Entries provided:
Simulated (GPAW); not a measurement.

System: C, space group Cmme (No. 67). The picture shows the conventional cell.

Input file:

Action item: From the first line of the data above to the line containing "System: C, space", repeat everything exactly and add nothing.

Task answer:
Simulated (GPAW); not a measurement.

System: C, space group Cmme (No. 67). The picture shows the conventional cell.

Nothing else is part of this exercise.